● **WORK ORDER**: Retype all of the data that follows, line for line.

□ □ □

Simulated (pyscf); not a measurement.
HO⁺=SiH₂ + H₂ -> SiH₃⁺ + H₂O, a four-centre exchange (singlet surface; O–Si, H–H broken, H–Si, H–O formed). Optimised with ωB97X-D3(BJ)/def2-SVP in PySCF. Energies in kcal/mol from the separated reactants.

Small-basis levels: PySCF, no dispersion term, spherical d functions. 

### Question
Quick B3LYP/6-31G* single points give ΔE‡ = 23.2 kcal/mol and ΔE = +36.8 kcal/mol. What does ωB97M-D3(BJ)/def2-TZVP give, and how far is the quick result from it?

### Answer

□ □ □

● **TASK ANSWER**:
Simulated (pyscf); not a measurement.
HO⁺=SiH₂ + H₂ -> SiH₃⁺ + H₂O, a four-centre exchange (singlet surface; O–Si, H–H broken, H–Si, H–O formed). Optimised with ωB97X-D3(BJ)/def2-SVP in PySCF. Energies in kcal/mol from the separated reactants.

Small-basis levels: PySCF, no dispersion term, spherical d functions. 

### Question
Quick B3LYP/6-31G* single points give ΔE‡ = 23.2 kcal/mol and ΔE = +36.8 kcal/mol. What does ωB97M-D3(BJ)/def2-TZVP give, and how far is the quick result from it?

### Answer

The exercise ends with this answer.